__WORK ITEM__
Only a slice of the listing below is wanted. Retype the lines from the one containing "Task: Fit these" through the one containing "Result: A cubic", exactly, both ends included.

__EXTRACTED MATERIAL__
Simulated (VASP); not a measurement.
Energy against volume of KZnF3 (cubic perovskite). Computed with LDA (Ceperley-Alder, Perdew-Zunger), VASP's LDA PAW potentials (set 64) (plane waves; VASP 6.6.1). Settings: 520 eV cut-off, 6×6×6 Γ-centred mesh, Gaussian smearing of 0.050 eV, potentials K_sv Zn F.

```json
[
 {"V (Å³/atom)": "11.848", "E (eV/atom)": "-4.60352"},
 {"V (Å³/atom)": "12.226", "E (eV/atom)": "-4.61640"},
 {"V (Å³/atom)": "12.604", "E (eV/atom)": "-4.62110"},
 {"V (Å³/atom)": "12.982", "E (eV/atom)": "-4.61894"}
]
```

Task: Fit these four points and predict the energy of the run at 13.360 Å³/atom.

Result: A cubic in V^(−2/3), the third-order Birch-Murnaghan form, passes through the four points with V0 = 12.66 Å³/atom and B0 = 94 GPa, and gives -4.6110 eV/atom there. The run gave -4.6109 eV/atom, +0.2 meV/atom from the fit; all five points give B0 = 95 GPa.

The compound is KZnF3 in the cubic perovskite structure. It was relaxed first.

__TASK OUTPUT__
Task: Fit these four points and predict the energy of the run at 13.360 Å³/atom.

Result: A cubic in V^(−2/3), the third-order Birch-Murnaghan form, passes through the four points with V0 = 12.66 Å³/atom and B0 = 94 GPa, and gives -4.6110 eV/atom there. The run gave -4.6109 eV/atom, +0.2 meV/atom from the fit; all five points give B0 = 95 GPa.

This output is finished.